-- DATA EXTRACTS follows --
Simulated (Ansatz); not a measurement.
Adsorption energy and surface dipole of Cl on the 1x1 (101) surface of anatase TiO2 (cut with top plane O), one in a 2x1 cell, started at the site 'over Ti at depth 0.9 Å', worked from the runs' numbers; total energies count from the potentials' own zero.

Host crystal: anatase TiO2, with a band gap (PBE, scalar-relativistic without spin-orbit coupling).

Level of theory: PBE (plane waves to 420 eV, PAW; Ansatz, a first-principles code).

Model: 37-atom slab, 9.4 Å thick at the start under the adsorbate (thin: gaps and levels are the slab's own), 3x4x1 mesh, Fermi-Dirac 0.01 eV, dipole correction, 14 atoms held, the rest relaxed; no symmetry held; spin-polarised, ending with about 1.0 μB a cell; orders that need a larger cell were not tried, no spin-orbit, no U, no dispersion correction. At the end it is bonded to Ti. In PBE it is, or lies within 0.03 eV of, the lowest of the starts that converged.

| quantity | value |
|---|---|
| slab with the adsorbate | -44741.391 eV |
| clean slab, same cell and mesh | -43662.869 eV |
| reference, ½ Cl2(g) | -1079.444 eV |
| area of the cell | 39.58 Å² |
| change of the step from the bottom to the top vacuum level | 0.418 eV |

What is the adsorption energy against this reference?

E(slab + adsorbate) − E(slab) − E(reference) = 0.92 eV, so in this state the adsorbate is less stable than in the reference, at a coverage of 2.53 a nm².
-- DATA EXTRACTS concluded --

[WORK ITEM]
Quote exactly the first line of the entries and every line after it, stopping with the line that contains "quantity | value |".

[TASK ANSWER]
Simulated (Ansatz); not a measurement.
Adsorption energy and surface dipole of Cl on the 1x1 (101) surface of anatase TiO2 (cut with top plane O), one in a 2x1 cell, started at the site 'over Ti at depth 0.9 Å', worked from the runs' numbers; total energies count from the potentials' own zero.

Host crystal: anatase TiO2, with a band gap (PBE, scalar-relativistic without spin-orbit coupling).

Level of theory: PBE (plane waves to 420 eV, PAW; Ansatz, a first-principles code).

Model: 37-atom slab, 9.4 Å thick at the start under the adsorbate (thin: gaps and levels are the slab's own), 3x4x1 mesh, Fermi-Dirac 0.01 eV, dipole correction, 14 atoms held, the rest relaxed; no symmetry held; spin-polarised, ending with about 1.0 μB a cell; orders that need a larger cell were not tried, no spin-orbit, no U, no dispersion correction. At the end it is bonded to Ti. In PBE it is, or lies within 0.03 eV of, the lowest of the starts that converged.

| quantity | value |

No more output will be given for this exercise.